ENTRIES PROVIDED:
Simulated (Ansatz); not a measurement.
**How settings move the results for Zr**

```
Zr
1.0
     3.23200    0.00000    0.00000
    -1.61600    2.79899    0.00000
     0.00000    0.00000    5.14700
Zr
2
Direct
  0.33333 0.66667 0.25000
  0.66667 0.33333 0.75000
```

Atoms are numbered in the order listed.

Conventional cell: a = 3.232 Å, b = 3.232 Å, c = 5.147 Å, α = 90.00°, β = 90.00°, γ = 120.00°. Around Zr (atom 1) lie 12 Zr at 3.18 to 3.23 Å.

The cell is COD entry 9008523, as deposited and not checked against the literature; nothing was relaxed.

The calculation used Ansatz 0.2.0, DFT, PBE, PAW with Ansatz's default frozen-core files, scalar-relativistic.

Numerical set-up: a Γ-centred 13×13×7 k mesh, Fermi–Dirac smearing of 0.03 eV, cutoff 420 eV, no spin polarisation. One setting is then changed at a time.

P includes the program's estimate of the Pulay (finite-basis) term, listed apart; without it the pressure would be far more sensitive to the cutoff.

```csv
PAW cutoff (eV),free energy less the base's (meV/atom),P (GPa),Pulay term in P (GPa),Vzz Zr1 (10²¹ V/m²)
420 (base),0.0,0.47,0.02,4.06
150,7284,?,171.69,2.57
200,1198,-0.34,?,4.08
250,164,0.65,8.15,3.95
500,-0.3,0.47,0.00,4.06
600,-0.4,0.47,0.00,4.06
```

WORK ITEM: Up to and including the line with "Conventional cell: a", reproduce the material above exactly as it appears, starting from its first line.

ANSWER BOX:
Simulated (Ansatz); not a measurement.
**How settings move the results for Zr**

```
Zr
1.0
     3.23200    0.00000    0.00000
    -1.61600    2.79899    0.00000
     0.00000    0.00000    5.14700
Zr
2
Direct
  0.33333 0.66667 0.25000
  0.66667 0.33333 0.75000
```

Atoms are numbered in the order listed.

Conventional cell: a = 3.232 Å, b = 3.232 Å, c = 5.147 Å, α = 90.00°, β = 90.00°, γ = 120.00°. Around Zr (atom 1) lie 12 Zr at 3.18 to 3.23 Å.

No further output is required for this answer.